───── INFORMATION SHOWN ─────

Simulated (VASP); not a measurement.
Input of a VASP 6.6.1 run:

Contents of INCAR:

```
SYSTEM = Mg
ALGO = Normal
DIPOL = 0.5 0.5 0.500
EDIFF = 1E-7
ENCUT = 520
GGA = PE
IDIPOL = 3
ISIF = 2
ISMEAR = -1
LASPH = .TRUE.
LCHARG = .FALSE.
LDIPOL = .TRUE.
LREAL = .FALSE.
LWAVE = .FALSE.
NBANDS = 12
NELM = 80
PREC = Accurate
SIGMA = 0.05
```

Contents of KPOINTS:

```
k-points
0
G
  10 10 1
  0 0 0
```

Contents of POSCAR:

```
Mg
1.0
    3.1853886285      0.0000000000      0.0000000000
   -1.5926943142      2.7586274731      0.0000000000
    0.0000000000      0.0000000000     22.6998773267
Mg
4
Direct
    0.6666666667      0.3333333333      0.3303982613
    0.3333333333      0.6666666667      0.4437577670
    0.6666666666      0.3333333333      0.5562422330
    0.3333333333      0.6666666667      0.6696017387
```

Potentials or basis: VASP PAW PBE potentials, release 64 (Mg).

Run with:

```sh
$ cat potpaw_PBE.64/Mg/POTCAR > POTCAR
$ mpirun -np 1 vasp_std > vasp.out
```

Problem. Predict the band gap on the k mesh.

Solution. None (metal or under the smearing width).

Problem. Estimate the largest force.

─────

* [REQUIREMENT] Your response must consist of the entries, reproduced exactly.

* [RESPONSE]
Simulated (VASP); not a measurement.
Input of a VASP 6.6.1 run:

Contents of INCAR:

```
SYSTEM = Mg
ALGO = Normal
DIPOL = 0.5 0.5 0.500
EDIFF = 1E-7
ENCUT = 520
GGA = PE
IDIPOL = 3
ISIF = 2
ISMEAR = -1
LASPH = .TRUE.
LCHARG = .FALSE.
LDIPOL = .TRUE.
LREAL = .FALSE.
LWAVE = .FALSE.
NBANDS = 12
NELM = 80
PREC = Accurate
SIGMA = 0.05
```

Contents of KPOINTS:

```
k-points
0
G
  10 10 1
  0 0 0
```

Contents of POSCAR:

```
Mg
1.0
    3.1853886285      0.0000000000      0.0000000000
   -1.5926943142      2.7586274731      0.0000000000
    0.0000000000      0.0000000000     22.6998773267
Mg
4
Direct
    0.6666666667      0.3333333333      0.3303982613
    0.3333333333      0.6666666667      0.4437577670
    0.6666666666      0.3333333333      0.5562422330
    0.3333333333      0.6666666667      0.6696017387
```

Potentials or basis: VASP PAW PBE potentials, release 64 (Mg).

Run with:

```sh
$ cat potpaw_PBE.64/Mg/POTCAR > POTCAR
$ mpirun -np 1 vasp_std > vasp.out
```

Problem. Predict the band gap on the k mesh.

Solution. None (metal or under the smearing width).

Problem. Estimate the largest force.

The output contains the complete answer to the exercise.